Exercise: Go from the first line below to the one with "the standard InChI.**" and print each line exactly.

Listed records:
· · · · · · ·
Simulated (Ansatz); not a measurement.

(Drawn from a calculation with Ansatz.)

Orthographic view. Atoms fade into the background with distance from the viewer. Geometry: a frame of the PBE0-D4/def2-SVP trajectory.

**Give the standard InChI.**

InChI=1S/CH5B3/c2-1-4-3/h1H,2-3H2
· · · · · · ·

Task answer:
Simulated (Ansatz); not a measurement.

(Drawn from a calculation with Ansatz.)

Orthographic view. Atoms fade into the background with distance from the viewer. Geometry: a frame of the PBE0-D4/def2-SVP trajectory.

**Give the standard InChI.**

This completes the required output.